● **Activity**: All that is wanted is a word-for-word copy of the data from its first line to the line containing "PySCF calculation, B3LYP/def2-SVP, gas", both included.

● **Information shown**:
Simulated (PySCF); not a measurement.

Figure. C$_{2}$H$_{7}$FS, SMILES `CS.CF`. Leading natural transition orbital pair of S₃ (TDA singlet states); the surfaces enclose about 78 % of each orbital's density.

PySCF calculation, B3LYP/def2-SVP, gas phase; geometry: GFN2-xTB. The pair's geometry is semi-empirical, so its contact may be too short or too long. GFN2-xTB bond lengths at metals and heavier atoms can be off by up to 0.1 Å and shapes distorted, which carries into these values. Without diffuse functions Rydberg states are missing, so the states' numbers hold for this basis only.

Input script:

● **Result**:
Simulated (PySCF); not a measurement.

Figure. C$_{2}$H$_{7}$FS, SMILES `CS.CF`. Leading natural transition orbital pair of S₃ (TDA singlet states); the surfaces enclose about 78 % of each orbital's density.

PySCF calculation, B3LYP/def2-SVP, gas phase; geometry: GFN2-xTB. The pair's geometry is semi-empirical, so its contact may be too short or too long. GFN2-xTB bond lengths at metals and heavier atoms can be off by up to 0.1 Å and shapes distorted, which carries into these values. Without diffuse functions Rydberg states are missing, so the states' numbers hold for this basis only.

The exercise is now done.